============================================================

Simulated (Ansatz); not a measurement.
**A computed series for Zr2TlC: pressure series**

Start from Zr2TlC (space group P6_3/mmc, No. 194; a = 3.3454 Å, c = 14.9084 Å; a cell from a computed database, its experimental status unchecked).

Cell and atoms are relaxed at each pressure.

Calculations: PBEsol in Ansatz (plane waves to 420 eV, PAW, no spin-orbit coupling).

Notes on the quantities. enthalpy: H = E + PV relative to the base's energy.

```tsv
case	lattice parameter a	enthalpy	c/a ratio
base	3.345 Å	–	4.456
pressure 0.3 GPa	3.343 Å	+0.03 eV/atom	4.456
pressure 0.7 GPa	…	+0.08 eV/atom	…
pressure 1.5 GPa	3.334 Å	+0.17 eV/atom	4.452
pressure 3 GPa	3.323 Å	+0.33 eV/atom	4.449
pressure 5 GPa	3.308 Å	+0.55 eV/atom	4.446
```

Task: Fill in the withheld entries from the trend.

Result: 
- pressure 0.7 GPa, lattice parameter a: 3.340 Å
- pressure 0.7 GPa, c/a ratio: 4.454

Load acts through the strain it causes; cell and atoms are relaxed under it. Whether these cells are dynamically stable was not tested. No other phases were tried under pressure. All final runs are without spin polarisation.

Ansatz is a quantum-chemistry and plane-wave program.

============================================================

• Work task
Could you retype exactly the lines from the first one of the records through the line containing "Calculations: PBEsol in", both included, and nothing more?

• Answer box
Simulated (Ansatz); not a measurement.
**A computed series for Zr2TlC: pressure series**

Start from Zr2TlC (space group P6_3/mmc, No. 194; a = 3.3454 Å, c = 14.9084 Å; a cell from a computed database, its experimental status unchecked).

Cell and atoms are relaxed at each pressure.

Calculations: PBEsol in Ansatz (plane waves to 420 eV, PAW, no spin-orbit coupling).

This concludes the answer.